DATA EXTRACT below:
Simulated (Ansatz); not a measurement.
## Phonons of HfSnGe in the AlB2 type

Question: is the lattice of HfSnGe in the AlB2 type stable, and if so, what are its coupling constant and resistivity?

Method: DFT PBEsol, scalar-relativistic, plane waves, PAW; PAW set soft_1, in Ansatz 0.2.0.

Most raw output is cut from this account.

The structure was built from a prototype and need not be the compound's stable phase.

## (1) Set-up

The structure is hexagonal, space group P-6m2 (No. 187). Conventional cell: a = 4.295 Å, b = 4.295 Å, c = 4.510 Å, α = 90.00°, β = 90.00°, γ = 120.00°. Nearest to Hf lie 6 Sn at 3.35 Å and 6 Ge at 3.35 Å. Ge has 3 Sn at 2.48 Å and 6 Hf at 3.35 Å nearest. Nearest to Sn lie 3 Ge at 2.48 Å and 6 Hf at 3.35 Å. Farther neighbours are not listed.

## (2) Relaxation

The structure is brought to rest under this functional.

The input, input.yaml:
End of DATA EXTRACT.

WORK ITEM: Look above for the line with "## Phonons of HfSnGe in the AlB2 type"; retype exactly that line, every line after it up to the line with "## (1) Set-up", and that line too, nothing else.

ANSWER BOX:
## Phonons of HfSnGe in the AlB2 type

Question: is the lattice of HfSnGe in the AlB2 type stable, and if so, what are its coupling constant and resistivity?

Method: DFT PBEsol, scalar-relativistic, plane waves, PAW; PAW set soft_1, in Ansatz 0.2.0.

Most raw output is cut from this account.

The structure was built from a prototype and need not be the compound's stable phase.

## (1) Set-up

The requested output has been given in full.